____________

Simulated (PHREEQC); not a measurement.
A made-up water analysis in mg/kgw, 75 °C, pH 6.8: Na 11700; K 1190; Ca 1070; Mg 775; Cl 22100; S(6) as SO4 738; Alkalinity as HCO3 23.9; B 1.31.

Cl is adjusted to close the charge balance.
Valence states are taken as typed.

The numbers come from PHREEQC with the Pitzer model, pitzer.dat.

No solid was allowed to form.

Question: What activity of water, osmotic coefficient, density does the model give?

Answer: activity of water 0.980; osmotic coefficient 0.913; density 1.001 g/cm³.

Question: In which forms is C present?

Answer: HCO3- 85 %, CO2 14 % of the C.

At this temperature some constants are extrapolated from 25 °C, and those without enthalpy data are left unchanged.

____________

REQUIRED ACTION — Look above for the line with "Cl is adjusted to close the charge balance." and the line with "Answer: HCO3- 85 %, CO2 14 % of the C.", and reproduce exactly those two lines plus every line between, nothing more.

ANSWER SPACE —
Cl is adjusted to close the charge balance.
Valence states are taken as typed.

The numbers come from PHREEQC with the Pitzer model, pitzer.dat.

No solid was allowed to form.

Question: What activity of water, osmotic coefficient, density does the model give?

Answer: activity of water 0.980; osmotic coefficient 0.913; density 1.001 g/cm³.

Question: In which forms is C present?

Answer: HCO3- 85 %, CO2 14 % of the C.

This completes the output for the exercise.